Top of SUPPLIED INFORMATION
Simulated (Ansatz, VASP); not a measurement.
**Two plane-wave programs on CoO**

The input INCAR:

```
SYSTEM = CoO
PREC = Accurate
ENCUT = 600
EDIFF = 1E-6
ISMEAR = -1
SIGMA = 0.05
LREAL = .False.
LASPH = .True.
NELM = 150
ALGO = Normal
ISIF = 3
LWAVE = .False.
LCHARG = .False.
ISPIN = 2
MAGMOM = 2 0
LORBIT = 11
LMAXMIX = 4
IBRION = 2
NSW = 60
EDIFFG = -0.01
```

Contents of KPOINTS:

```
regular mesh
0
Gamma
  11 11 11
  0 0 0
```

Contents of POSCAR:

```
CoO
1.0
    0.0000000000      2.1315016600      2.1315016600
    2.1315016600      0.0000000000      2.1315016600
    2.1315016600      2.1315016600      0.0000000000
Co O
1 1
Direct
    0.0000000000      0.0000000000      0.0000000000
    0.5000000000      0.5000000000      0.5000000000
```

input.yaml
Bottom of SUPPLIED INFORMATION

WORK ITEM
Line by line, reproduce the data exactly.

PROBLEM SOLUTION
Simulated (Ansatz, VASP); not a measurement.
**Two plane-wave programs on CoO**

The input INCAR:

```
SYSTEM = CoO
PREC = Accurate
ENCUT = 600
EDIFF = 1E-6
ISMEAR = -1
SIGMA = 0.05
LREAL = .False.
LASPH = .True.
NELM = 150
ALGO = Normal
ISIF = 3
LWAVE = .False.
LCHARG = .False.
ISPIN = 2
MAGMOM = 2 0
LORBIT = 11
LMAXMIX = 4
IBRION = 2
NSW = 60
EDIFFG = -0.01
```

Contents of KPOINTS:

```
regular mesh
0
Gamma
  11 11 11
  0 0 0
```

Contents of POSCAR:

```
CoO
1.0
    0.0000000000      2.1315016600      2.1315016600
    2.1315016600      0.0000000000      2.1315016600
    2.1315016600      2.1315016600      0.0000000000
Co O
1 1
Direct
    0.0000000000      0.0000000000      0.0000000000
    0.5000000000      0.5000000000      0.5000000000
```

input.yaml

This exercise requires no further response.